→ **WORK ORDER**
Reproduce exactly the lines below, from the first through the one containing "The columns after", and nothing more.

→ **EXTRACTED RECORDS**
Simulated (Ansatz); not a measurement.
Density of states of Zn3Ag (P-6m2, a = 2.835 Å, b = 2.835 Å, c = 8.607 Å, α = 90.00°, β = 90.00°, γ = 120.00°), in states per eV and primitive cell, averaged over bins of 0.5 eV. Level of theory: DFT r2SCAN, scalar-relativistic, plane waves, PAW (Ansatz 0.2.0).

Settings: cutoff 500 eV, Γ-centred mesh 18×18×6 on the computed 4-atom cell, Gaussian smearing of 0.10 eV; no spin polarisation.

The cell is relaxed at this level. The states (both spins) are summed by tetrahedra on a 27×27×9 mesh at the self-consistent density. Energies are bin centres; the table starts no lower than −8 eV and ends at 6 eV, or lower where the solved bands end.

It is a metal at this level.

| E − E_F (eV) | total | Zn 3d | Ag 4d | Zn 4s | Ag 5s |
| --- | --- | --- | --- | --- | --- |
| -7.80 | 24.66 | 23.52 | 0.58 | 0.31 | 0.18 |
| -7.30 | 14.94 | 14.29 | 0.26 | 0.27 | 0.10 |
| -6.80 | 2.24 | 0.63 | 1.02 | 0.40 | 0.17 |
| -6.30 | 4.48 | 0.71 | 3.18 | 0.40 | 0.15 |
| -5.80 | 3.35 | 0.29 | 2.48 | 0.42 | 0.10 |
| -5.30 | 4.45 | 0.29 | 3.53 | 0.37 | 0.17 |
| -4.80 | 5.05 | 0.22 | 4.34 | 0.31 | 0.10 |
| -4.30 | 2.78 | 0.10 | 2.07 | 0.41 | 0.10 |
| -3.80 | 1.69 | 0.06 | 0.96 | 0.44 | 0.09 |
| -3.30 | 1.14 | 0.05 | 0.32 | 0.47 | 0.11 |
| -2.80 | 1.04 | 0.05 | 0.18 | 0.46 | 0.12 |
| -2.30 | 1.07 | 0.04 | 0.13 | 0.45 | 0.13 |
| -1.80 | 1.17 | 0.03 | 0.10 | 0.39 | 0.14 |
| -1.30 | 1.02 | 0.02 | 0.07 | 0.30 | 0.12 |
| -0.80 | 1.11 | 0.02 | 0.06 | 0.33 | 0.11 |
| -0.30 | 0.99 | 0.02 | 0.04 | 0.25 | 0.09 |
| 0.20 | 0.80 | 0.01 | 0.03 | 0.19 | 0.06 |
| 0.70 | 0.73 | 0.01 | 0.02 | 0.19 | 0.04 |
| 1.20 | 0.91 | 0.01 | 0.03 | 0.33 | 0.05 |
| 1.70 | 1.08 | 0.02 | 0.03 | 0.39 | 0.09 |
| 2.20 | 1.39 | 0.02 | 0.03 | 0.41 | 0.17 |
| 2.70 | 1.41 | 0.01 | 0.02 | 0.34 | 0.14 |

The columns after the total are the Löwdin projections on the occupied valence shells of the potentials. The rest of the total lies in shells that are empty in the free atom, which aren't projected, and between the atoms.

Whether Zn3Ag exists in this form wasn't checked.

→ **YOUR RESPONSE**
Simulated (Ansatz); not a measurement.
Density of states of Zn3Ag (P-6m2, a = 2.835 Å, b = 2.835 Å, c = 8.607 Å, α = 90.00°, β = 90.00°, γ = 120.00°), in states per eV and primitive cell, averaged over bins of 0.5 eV. Level of theory: DFT r2SCAN, scalar-relativistic, plane waves, PAW (Ansatz 0.2.0).

Settings: cutoff 500 eV, Γ-centred mesh 18×18×6 on the computed 4-atom cell, Gaussian smearing of 0.10 eV; no spin polarisation.

The cell is relaxed at this level. The states (both spins) are summed by tetrahedra on a 27×27×9 mesh at the self-consistent density. Energies are bin centres; the table starts no lower than −8 eV and ends at 6 eV, or lower where the solved bands end.

It is a metal at this level.

| E − E_F (eV) | total | Zn 3d | Ag 4d | Zn 4s | Ag 5s |
| --- | --- | --- | --- | --- | --- |
| -7.80 | 24.66 | 23.52 | 0.58 | 0.31 | 0.18 |
| -7.30 | 14.94 | 14.29 | 0.26 | 0.27 | 0.10 |
| -6.80 | 2.24 | 0.63 | 1.02 | 0.40 | 0.17 |
| -6.30 | 4.48 | 0.71 | 3.18 | 0.40 | 0.15 |
| -5.80 | 3.35 | 0.29 | 2.48 | 0.42 | 0.10 |
| -5.30 | 4.45 | 0.29 | 3.53 | 0.37 | 0.17 |
| -4.80 | 5.05 | 0.22 | 4.34 | 0.31 | 0.10 |
| -4.30 | 2.78 | 0.10 | 2.07 | 0.41 | 0.10 |
| -3.80 | 1.69 | 0.06 | 0.96 | 0.44 | 0.09 |
| -3.30 | 1.14 | 0.05 | 0.32 | 0.47 | 0.11 |
| -2.80 | 1.04 | 0.05 | 0.18 | 0.46 | 0.12 |
| -2.30 | 1.07 | 0.04 | 0.13 | 0.45 | 0.13 |
| -1.80 | 1.17 | 0.03 | 0.10 | 0.39 | 0.14 |
| -1.30 | 1.02 | 0.02 | 0.07 | 0.30 | 0.12 |
| -0.80 | 1.11 | 0.02 | 0.06 | 0.33 | 0.11 |
| -0.30 | 0.99 | 0.02 | 0.04 | 0.25 | 0.09 |
| 0.20 | 0.80 | 0.01 | 0.03 | 0.19 | 0.06 |
| 0.70 | 0.73 | 0.01 | 0.02 | 0.19 | 0.04 |
| 1.20 | 0.91 | 0.01 | 0.03 | 0.33 | 0.05 |
| 1.70 | 1.08 | 0.02 | 0.03 | 0.39 | 0.09 |
| 2.20 | 1.39 | 0.02 | 0.03 | 0.41 | 0.17 |
| 2.70 | 1.41 | 0.01 | 0.02 | 0.34 | 0.14 |

The columns after the total are the Löwdin projections on the occupied valence shells of the potentials. The rest of the total lies in shells that are empty in the free atom, which aren't projected, and between the atoms.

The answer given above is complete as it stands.